- Information given
=== Section Start ===

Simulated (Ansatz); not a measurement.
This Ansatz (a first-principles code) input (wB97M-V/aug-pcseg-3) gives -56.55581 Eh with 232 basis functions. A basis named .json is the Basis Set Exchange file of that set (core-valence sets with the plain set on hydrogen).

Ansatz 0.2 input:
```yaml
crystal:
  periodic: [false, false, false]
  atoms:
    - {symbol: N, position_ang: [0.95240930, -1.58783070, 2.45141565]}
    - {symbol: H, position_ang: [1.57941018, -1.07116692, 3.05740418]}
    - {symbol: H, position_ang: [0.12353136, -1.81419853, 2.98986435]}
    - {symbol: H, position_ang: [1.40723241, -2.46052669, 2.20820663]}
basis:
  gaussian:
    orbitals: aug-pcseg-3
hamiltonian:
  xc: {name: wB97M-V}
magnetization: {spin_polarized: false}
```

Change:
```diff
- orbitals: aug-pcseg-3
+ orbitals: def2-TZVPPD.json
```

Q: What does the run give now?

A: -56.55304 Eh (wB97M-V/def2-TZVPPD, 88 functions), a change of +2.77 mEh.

=== Section End ===

- Brief
Please reproduce the listing exactly, keeping every line as it is.

- Answer box
Simulated (Ansatz); not a measurement.
This Ansatz (a first-principles code) input (wB97M-V/aug-pcseg-3) gives -56.55581 Eh with 232 basis functions. A basis named .json is the Basis Set Exchange file of that set (core-valence sets with the plain set on hydrogen).

Ansatz 0.2 input:
```yaml
crystal:
  periodic: [false, false, false]
  atoms:
    - {symbol: N, position_ang: [0.95240930, -1.58783070, 2.45141565]}
    - {symbol: H, position_ang: [1.57941018, -1.07116692, 3.05740418]}
    - {symbol: H, position_ang: [0.12353136, -1.81419853, 2.98986435]}
    - {symbol: H, position_ang: [1.40723241, -2.46052669, 2.20820663]}
basis:
  gaussian:
    orbitals: aug-pcseg-3
hamiltonian:
  xc: {name: wB97M-V}
magnetization: {spin_polarized: false}
```

Change:
```diff
- orbitals: aug-pcseg-3
+ orbitals: def2-TZVPPD.json
```

Q: What does the run give now?

A: -56.55304 Eh (wB97M-V/def2-TZVPPD, 88 functions), a change of +2.77 mEh.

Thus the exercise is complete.